*Information shown:*
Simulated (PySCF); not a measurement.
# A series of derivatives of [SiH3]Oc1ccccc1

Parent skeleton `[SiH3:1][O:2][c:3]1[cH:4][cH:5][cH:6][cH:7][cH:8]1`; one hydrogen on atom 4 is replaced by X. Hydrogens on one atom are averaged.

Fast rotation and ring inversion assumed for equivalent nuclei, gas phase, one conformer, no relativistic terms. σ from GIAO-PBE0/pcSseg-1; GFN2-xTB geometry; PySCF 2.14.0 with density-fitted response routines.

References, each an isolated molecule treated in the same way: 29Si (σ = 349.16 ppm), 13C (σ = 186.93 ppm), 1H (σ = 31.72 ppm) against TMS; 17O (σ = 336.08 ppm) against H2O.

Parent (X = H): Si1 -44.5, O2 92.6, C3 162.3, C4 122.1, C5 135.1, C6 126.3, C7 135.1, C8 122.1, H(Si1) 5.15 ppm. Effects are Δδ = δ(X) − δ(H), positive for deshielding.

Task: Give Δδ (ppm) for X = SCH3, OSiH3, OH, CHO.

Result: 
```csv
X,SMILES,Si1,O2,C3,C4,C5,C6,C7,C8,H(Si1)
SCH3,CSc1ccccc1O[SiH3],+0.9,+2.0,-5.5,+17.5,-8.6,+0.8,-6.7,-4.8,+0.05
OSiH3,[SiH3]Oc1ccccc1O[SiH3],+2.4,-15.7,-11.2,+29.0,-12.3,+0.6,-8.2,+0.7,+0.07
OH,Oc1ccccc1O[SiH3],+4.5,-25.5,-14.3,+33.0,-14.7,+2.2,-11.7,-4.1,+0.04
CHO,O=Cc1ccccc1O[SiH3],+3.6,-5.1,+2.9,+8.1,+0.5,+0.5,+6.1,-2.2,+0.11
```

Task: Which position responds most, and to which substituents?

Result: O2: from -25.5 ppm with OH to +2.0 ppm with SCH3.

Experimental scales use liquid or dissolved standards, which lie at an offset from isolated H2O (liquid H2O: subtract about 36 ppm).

*Assignment:*
Among the entries above, the lines between the ones containing "Task: Give Δδ" and "Result: O2: from", inclusive, are to be transcribed exactly. No other line is to be given.

*Task solution:*
Task: Give Δδ (ppm) for X = SCH3, OSiH3, OH, CHO.

Result: 
```csv
X,SMILES,Si1,O2,C3,C4,C5,C6,C7,C8,H(Si1)
SCH3,CSc1ccccc1O[SiH3],+0.9,+2.0,-5.5,+17.5,-8.6,+0.8,-6.7,-4.8,+0.05
OSiH3,[SiH3]Oc1ccccc1O[SiH3],+2.4,-15.7,-11.2,+29.0,-12.3,+0.6,-8.2,+0.7,+0.07
OH,Oc1ccccc1O[SiH3],+4.5,-25.5,-14.3,+33.0,-14.7,+2.2,-11.7,-4.1,+0.04
CHO,O=Cc1ccccc1O[SiH3],+3.6,-5.1,+2.9,+8.1,+0.5,+0.5,+6.1,-2.2,+0.11
```

Task: Which position responds most, and to which substituents?

Result: O2: from -25.5 ppm with OH to +2.0 ppm with SCH3.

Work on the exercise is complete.